- [LISTED RECORDS]:
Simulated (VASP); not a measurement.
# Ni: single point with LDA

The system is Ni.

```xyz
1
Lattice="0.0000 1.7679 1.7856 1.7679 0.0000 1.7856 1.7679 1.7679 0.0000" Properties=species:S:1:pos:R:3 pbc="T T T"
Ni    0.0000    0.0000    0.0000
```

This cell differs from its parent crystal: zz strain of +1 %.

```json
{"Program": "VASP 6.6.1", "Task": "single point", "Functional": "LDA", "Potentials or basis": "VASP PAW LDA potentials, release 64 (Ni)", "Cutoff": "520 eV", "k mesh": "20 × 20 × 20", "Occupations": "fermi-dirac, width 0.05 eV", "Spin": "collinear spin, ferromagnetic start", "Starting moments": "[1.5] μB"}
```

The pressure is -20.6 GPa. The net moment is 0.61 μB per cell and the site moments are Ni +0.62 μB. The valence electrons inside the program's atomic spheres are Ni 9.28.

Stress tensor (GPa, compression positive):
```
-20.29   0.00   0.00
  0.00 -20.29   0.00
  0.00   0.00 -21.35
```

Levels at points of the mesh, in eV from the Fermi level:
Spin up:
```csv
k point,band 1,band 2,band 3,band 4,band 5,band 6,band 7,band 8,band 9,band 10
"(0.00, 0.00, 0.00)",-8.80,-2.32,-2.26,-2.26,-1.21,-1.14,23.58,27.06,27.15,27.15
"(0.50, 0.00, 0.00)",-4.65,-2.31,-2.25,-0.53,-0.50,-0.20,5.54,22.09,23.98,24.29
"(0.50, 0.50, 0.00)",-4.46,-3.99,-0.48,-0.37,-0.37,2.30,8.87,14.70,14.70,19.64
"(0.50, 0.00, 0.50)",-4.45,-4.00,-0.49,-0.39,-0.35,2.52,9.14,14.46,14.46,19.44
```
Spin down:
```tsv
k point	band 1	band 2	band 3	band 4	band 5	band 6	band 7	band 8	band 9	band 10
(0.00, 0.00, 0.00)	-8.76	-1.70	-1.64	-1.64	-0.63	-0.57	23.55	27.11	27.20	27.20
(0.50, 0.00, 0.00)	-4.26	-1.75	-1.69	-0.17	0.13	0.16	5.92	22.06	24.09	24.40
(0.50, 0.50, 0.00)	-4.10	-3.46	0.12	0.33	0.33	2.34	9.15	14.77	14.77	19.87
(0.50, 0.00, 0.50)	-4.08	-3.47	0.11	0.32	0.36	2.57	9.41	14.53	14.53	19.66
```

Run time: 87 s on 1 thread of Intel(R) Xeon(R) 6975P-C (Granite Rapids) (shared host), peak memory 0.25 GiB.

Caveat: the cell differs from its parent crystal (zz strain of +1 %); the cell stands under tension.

- [WORK ORDER]: Will you return exactly the lines above from the one with "The system is Ni." down to the one with "Run time: 87", counting both as part of the range?

- [EXPECTED ANSWER]:
The system is Ni.

```xyz
1
Lattice="0.0000 1.7679 1.7856 1.7679 0.0000 1.7856 1.7679 1.7679 0.0000" Properties=species:S:1:pos:R:3 pbc="T T T"
Ni    0.0000    0.0000    0.0000
```

This cell differs from its parent crystal: zz strain of +1 %.

```json
{"Program": "VASP 6.6.1", "Task": "single point", "Functional": "LDA", "Potentials or basis": "VASP PAW LDA potentials, release 64 (Ni)", "Cutoff": "520 eV", "k mesh": "20 × 20 × 20", "Occupations": "fermi-dirac, width 0.05 eV", "Spin": "collinear spin, ferromagnetic start", "Starting moments": "[1.5] μB"}
```

The pressure is -20.6 GPa. The net moment is 0.61 μB per cell and the site moments are Ni +0.62 μB. The valence electrons inside the program's atomic spheres are Ni 9.28.

Stress tensor (GPa, compression positive):
```
-20.29   0.00   0.00
  0.00 -20.29   0.00
  0.00   0.00 -21.35
```

Levels at points of the mesh, in eV from the Fermi level:
Spin up:
```csv
k point,band 1,band 2,band 3,band 4,band 5,band 6,band 7,band 8,band 9,band 10
"(0.00, 0.00, 0.00)",-8.80,-2.32,-2.26,-2.26,-1.21,-1.14,23.58,27.06,27.15,27.15
"(0.50, 0.00, 0.00)",-4.65,-2.31,-2.25,-0.53,-0.50,-0.20,5.54,22.09,23.98,24.29
"(0.50, 0.50, 0.00)",-4.46,-3.99,-0.48,-0.37,-0.37,2.30,8.87,14.70,14.70,19.64
"(0.50, 0.00, 0.50)",-4.45,-4.00,-0.49,-0.39,-0.35,2.52,9.14,14.46,14.46,19.44
```
Spin down:
```tsv
k point	band 1	band 2	band 3	band 4	band 5	band 6	band 7	band 8	band 9	band 10
(0.00, 0.00, 0.00)	-8.76	-1.70	-1.64	-1.64	-0.63	-0.57	23.55	27.11	27.20	27.20
(0.50, 0.00, 0.00)	-4.26	-1.75	-1.69	-0.17	0.13	0.16	5.92	22.06	24.09	24.40
(0.50, 0.50, 0.00)	-4.10	-3.46	0.12	0.33	0.33	2.34	9.15	14.77	14.77	19.87
(0.50, 0.00, 0.50)	-4.08	-3.47	0.11	0.32	0.36	2.57	9.41	14.53	14.53	19.66
```

Run time: 87 s on 1 thread of Intel(R) Xeon(R) 6975P-C (Granite Rapids) (shared host), peak memory 0.25 GiB.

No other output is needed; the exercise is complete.